● Action item: Print the listing below from its opening line through the line holding "### Step 1. The cell of the first run", both ends included.

- Opening Delimiter -
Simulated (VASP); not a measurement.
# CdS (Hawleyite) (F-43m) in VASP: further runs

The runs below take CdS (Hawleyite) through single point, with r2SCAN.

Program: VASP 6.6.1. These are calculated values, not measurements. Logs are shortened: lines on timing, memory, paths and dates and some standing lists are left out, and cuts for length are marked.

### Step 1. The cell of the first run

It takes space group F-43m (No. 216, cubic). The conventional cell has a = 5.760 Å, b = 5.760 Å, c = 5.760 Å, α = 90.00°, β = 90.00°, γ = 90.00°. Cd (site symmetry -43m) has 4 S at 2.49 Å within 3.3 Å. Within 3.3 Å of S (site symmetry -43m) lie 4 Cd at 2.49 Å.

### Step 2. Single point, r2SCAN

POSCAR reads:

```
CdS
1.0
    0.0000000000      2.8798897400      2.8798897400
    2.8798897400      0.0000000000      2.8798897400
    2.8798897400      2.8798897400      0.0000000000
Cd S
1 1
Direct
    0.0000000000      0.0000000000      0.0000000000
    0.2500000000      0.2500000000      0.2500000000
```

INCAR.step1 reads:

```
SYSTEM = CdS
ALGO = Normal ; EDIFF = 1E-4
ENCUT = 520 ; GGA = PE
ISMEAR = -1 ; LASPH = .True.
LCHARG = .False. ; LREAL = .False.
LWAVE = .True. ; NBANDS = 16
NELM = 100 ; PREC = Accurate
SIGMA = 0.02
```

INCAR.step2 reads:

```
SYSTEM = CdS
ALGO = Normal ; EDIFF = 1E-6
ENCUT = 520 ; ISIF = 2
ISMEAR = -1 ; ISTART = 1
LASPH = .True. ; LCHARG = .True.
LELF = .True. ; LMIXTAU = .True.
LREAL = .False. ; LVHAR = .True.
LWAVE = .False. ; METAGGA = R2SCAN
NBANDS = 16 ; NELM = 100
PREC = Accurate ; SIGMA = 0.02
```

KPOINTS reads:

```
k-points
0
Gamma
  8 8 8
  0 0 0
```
- Closing Delimiter -

● Reply:
Simulated (VASP); not a measurement.
# CdS (Hawleyite) (F-43m) in VASP: further runs

The runs below take CdS (Hawleyite) through single point, with r2SCAN.

Program: VASP 6.6.1. These are calculated values, not measurements. Logs are shortened: lines on timing, memory, paths and dates and some standing lists are left out, and cuts for length are marked.

### Step 1. The cell of the first run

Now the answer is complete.